- - - - -
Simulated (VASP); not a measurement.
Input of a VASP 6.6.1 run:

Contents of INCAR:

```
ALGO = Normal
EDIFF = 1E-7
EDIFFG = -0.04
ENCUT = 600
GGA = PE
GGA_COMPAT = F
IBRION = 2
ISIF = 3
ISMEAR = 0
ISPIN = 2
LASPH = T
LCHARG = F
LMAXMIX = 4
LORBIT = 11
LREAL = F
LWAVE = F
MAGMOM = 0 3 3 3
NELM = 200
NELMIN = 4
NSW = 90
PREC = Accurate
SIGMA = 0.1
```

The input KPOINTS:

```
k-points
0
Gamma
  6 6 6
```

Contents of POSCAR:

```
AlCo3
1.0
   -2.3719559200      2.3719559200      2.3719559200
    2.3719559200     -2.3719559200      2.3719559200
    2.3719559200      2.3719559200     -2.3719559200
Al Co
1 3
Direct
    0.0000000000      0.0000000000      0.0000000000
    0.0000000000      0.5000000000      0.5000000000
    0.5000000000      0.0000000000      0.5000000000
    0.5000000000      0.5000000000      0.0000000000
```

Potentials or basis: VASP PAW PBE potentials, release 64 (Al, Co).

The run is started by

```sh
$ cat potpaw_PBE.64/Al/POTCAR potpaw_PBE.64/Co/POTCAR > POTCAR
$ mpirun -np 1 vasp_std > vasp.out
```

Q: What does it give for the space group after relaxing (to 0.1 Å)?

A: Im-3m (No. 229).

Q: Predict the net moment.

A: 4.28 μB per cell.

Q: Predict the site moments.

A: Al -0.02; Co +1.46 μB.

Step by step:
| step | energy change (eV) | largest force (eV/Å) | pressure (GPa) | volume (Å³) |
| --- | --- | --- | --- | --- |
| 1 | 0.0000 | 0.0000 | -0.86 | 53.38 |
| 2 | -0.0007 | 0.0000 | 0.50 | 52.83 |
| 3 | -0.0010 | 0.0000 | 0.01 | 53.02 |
- - - - -

BRIEF -> Restate the data verbatim through the "0.50 | 52.83 |" line.

WRITTEN SOLUTION ->
Simulated (VASP); not a measurement.
Input of a VASP 6.6.1 run:

Contents of INCAR:

```
ALGO = Normal
EDIFF = 1E-7
EDIFFG = -0.04
ENCUT = 600
GGA = PE
GGA_COMPAT = F
IBRION = 2
ISIF = 3
ISMEAR = 0
ISPIN = 2
LASPH = T
LCHARG = F
LMAXMIX = 4
LORBIT = 11
LREAL = F
LWAVE = F
MAGMOM = 0 3 3 3
NELM = 200
NELMIN = 4
NSW = 90
PREC = Accurate
SIGMA = 0.1
```

The input KPOINTS:

```
k-points
0
Gamma
  6 6 6
```

Contents of POSCAR:

```
AlCo3
1.0
   -2.3719559200      2.3719559200      2.3719559200
    2.3719559200     -2.3719559200      2.3719559200
    2.3719559200      2.3719559200     -2.3719559200
Al Co
1 3
Direct
    0.0000000000      0.0000000000      0.0000000000
    0.0000000000      0.5000000000      0.5000000000
    0.5000000000      0.0000000000      0.5000000000
    0.5000000000      0.5000000000      0.0000000000
```

Potentials or basis: VASP PAW PBE potentials, release 64 (Al, Co).

The run is started by

```sh
$ cat potpaw_PBE.64/Al/POTCAR potpaw_PBE.64/Co/POTCAR > POTCAR
$ mpirun -np 1 vasp_std > vasp.out
```

Q: What does it give for the space group after relaxing (to 0.1 Å)?

A: Im-3m (No. 229).

Q: Predict the net moment.

A: 4.28 μB per cell.

Q: Predict the site moments.

A: Al -0.02; Co +1.46 μB.

Step by step:
| step | energy change (eV) | largest force (eV/Å) | pressure (GPa) | volume (Å³) |
| --- | --- | --- | --- | --- |
| 1 | 0.0000 | 0.0000 | -0.86 | 53.38 |
| 2 | -0.0007 | 0.0000 | 0.50 | 52.83 |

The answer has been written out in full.